━━━━━━━━━━━━━━━━━━━━━━━━━━━━━━

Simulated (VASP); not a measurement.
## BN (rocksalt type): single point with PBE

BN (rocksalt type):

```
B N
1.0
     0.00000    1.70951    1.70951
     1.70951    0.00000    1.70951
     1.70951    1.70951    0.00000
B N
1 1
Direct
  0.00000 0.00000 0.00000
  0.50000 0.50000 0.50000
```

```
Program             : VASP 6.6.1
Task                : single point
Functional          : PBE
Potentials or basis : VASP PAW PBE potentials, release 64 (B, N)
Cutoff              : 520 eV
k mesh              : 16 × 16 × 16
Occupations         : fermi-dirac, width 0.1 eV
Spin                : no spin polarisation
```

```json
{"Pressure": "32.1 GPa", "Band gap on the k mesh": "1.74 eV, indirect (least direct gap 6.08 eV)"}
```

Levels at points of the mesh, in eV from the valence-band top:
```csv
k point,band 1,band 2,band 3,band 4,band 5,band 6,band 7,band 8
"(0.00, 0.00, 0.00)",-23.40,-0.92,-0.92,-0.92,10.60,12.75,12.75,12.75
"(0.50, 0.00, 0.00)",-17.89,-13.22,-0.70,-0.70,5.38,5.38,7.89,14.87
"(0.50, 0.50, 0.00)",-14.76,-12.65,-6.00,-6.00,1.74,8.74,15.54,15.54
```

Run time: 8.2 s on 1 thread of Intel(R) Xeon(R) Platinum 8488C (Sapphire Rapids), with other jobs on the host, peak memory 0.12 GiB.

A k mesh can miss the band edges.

━━━━━━━━━━━━━━━━━━━━━━━━━━━━━━

* [Work task] Copy every record exactly.

* [Answer section]
Simulated (VASP); not a measurement.
## BN (rocksalt type): single point with PBE

BN (rocksalt type):

```
B N
1.0
     0.00000    1.70951    1.70951
     1.70951    0.00000    1.70951
     1.70951    1.70951    0.00000
B N
1 1
Direct
  0.00000 0.00000 0.00000
  0.50000 0.50000 0.50000
```

```
Program             : VASP 6.6.1
Task                : single point
Functional          : PBE
Potentials or basis : VASP PAW PBE potentials, release 64 (B, N)
Cutoff              : 520 eV
k mesh              : 16 × 16 × 16
Occupations         : fermi-dirac, width 0.1 eV
Spin                : no spin polarisation
```

```json
{"Pressure": "32.1 GPa", "Band gap on the k mesh": "1.74 eV, indirect (least direct gap 6.08 eV)"}
```

Levels at points of the mesh, in eV from the valence-band top:
```csv
k point,band 1,band 2,band 3,band 4,band 5,band 6,band 7,band 8
"(0.00, 0.00, 0.00)",-23.40,-0.92,-0.92,-0.92,10.60,12.75,12.75,12.75
"(0.50, 0.00, 0.00)",-17.89,-13.22,-0.70,-0.70,5.38,5.38,7.89,14.87
"(0.50, 0.50, 0.00)",-14.76,-12.65,-6.00,-6.00,1.74,8.74,15.54,15.54
```

Run time: 8.2 s on 1 thread of Intel(R) Xeon(R) Platinum 8488C (Sapphire Rapids), with other jobs on the host, peak memory 0.12 GiB.

A k mesh can miss the band edges.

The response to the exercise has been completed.